=== Begin Enclosure ===

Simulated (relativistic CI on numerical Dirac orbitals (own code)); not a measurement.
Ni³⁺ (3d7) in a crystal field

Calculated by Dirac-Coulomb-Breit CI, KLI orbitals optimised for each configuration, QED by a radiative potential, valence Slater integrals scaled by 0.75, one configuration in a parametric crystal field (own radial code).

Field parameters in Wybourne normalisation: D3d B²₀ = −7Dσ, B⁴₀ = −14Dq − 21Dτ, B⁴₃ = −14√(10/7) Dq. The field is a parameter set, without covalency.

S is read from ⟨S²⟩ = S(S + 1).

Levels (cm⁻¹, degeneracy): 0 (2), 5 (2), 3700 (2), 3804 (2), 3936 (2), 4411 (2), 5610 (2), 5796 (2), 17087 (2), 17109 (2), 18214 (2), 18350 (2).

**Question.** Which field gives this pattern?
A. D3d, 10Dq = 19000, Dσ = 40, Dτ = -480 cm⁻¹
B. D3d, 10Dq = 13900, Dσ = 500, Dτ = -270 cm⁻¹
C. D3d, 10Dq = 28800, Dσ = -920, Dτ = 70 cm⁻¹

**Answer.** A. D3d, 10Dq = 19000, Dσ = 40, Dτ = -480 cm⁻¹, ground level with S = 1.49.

=== End Enclosure ===

Starting with the line above that holds "Field parameters in" and stopping with the line that holds "C. D3d, 10Dq = 28800, Dσ = -920, Dτ = 70 cm⁻¹", reproduce each line exactly, omitting all other lines.

PROBLEM SOLUTION:
Field parameters in Wybourne normalisation: D3d B²₀ = −7Dσ, B⁴₀ = −14Dq − 21Dτ, B⁴₃ = −14√(10/7) Dq. The field is a parameter set, without covalency.

S is read from ⟨S²⟩ = S(S + 1).

Levels (cm⁻¹, degeneracy): 0 (2), 5 (2), 3700 (2), 3804 (2), 3936 (2), 4411 (2), 5610 (2), 5796 (2), 17087 (2), 17109 (2), 18214 (2), 18350 (2).

**Question.** Which field gives this pattern?
A. D3d, 10Dq = 19000, Dσ = 40, Dτ = -480 cm⁻¹
B. D3d, 10Dq = 13900, Dσ = 500, Dτ = -270 cm⁻¹
C. D3d, 10Dq = 28800, Dσ = -920, Dτ = 70 cm⁻¹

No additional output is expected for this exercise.